Assignment = The records should be restated exactly from their first line through the line with "(eV) | none |" in it.

Source data =
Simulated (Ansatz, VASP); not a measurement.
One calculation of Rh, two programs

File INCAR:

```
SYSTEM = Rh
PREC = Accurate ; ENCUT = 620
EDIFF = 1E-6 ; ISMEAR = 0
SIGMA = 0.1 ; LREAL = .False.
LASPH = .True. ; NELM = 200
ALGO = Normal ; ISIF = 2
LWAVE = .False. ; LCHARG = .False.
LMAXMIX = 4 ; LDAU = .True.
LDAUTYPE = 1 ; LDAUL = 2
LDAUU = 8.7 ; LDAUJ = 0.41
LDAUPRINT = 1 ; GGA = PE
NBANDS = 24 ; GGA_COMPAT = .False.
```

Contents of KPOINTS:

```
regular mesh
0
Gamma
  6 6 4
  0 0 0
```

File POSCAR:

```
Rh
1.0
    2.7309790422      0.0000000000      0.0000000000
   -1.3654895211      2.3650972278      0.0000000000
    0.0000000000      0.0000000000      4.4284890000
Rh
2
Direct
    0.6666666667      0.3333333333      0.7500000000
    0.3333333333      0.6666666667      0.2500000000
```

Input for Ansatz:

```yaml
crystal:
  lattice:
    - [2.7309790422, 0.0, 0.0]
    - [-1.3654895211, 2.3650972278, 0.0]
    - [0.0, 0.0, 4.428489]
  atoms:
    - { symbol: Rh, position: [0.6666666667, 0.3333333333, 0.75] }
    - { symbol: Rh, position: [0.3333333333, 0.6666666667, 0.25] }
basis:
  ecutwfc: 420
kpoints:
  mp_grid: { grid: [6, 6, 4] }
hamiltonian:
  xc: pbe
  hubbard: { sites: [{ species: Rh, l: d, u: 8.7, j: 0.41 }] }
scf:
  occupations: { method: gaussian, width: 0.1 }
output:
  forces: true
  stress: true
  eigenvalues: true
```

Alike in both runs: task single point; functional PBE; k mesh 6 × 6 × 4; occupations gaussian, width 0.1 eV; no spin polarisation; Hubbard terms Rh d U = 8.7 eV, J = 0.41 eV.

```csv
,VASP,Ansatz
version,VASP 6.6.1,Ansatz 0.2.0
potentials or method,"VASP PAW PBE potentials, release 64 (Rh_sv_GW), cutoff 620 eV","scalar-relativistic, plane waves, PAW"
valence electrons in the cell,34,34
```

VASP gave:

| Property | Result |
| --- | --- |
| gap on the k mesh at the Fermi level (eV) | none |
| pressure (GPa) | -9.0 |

Task solution =
Simulated (Ansatz, VASP); not a measurement.
One calculation of Rh, two programs

File INCAR:

```
SYSTEM = Rh
PREC = Accurate ; ENCUT = 620
EDIFF = 1E-6 ; ISMEAR = 0
SIGMA = 0.1 ; LREAL = .False.
LASPH = .True. ; NELM = 200
ALGO = Normal ; ISIF = 2
LWAVE = .False. ; LCHARG = .False.
LMAXMIX = 4 ; LDAU = .True.
LDAUTYPE = 1 ; LDAUL = 2
LDAUU = 8.7 ; LDAUJ = 0.41
LDAUPRINT = 1 ; GGA = PE
NBANDS = 24 ; GGA_COMPAT = .False.
```

Contents of KPOINTS:

```
regular mesh
0
Gamma
  6 6 4
  0 0 0
```

File POSCAR:

```
Rh
1.0
    2.7309790422      0.0000000000      0.0000000000
   -1.3654895211      2.3650972278      0.0000000000
    0.0000000000      0.0000000000      4.4284890000
Rh
2
Direct
    0.6666666667      0.3333333333      0.7500000000
    0.3333333333      0.6666666667      0.2500000000
```

Input for Ansatz:

```yaml
crystal:
  lattice:
    - [2.7309790422, 0.0, 0.0]
    - [-1.3654895211, 2.3650972278, 0.0]
    - [0.0, 0.0, 4.428489]
  atoms:
    - { symbol: Rh, position: [0.6666666667, 0.3333333333, 0.75] }
    - { symbol: Rh, position: [0.3333333333, 0.6666666667, 0.25] }
basis:
  ecutwfc: 420
kpoints:
  mp_grid: { grid: [6, 6, 4] }
hamiltonian:
  xc: pbe
  hubbard: { sites: [{ species: Rh, l: d, u: 8.7, j: 0.41 }] }
scf:
  occupations: { method: gaussian, width: 0.1 }
output:
  forces: true
  stress: true
  eigenvalues: true
```

Alike in both runs: task single point; functional PBE; k mesh 6 × 6 × 4; occupations gaussian, width 0.1 eV; no spin polarisation; Hubbard terms Rh d U = 8.7 eV, J = 0.41 eV.

```csv
,VASP,Ansatz
version,VASP 6.6.1,Ansatz 0.2.0
potentials or method,"VASP PAW PBE potentials, release 64 (Rh_sv_GW), cutoff 620 eV","scalar-relativistic, plane waves, PAW"
valence electrons in the cell,34,34
```

VASP gave:

| Property | Result |
| --- | --- |
| gap on the k mesh at the Fermi level (eV) | none |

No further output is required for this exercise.